<<<<

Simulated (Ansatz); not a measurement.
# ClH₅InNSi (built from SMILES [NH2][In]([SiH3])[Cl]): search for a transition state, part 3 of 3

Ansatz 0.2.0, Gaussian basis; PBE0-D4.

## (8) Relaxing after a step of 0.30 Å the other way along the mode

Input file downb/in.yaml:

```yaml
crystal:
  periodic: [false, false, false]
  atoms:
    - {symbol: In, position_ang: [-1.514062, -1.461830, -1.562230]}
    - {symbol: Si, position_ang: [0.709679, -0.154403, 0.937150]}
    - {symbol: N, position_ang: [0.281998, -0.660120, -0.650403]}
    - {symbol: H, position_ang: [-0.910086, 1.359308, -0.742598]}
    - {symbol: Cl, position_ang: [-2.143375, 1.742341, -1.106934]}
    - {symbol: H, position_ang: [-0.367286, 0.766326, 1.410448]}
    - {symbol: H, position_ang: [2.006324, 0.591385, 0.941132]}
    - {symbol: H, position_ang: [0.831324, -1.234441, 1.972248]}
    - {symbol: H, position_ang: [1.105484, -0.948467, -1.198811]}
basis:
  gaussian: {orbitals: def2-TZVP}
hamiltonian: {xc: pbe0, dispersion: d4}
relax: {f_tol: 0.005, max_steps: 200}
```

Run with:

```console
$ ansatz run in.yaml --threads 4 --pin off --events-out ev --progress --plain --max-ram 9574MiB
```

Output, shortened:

>>>>

Print the records above verbatim from their first line to the line containing "## (8) Relaxing", both included, and stop there.

Simulated (Ansatz); not a measurement.
# ClH₅InNSi (built from SMILES [NH2][In]([SiH3])[Cl]): search for a transition state, part 3 of 3

Ansatz 0.2.0, Gaussian basis; PBE0-D4.

## (8) Relaxing after a step of 0.30 Å the other way along the mode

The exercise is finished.